———

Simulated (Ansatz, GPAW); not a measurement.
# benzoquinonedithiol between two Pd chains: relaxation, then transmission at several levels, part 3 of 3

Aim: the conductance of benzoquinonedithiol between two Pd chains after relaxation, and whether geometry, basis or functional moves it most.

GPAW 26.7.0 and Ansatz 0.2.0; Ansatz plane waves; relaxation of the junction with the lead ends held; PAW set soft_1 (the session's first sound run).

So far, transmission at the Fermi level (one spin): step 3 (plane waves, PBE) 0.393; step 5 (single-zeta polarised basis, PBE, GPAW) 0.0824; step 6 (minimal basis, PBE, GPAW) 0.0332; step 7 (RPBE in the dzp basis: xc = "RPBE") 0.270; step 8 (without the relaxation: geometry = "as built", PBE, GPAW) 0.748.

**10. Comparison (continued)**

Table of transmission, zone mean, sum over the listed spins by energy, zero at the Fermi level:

———

• **WORK TASK**: In the data above, find the line that contains "Aim: the conductance" and the line that contains "GPAW 26.7.0 and". Repeat exactly those lines and every line between them, and only those.

• **TASK OUTPUT**:
Aim: the conductance of benzoquinonedithiol between two Pd chains after relaxation, and whether geometry, basis or functional moves it most.

GPAW 26.7.0 and Ansatz 0.2.0; Ansatz plane waves; relaxation of the junction with the lead ends held; PAW set soft_1 (the session's first sound run).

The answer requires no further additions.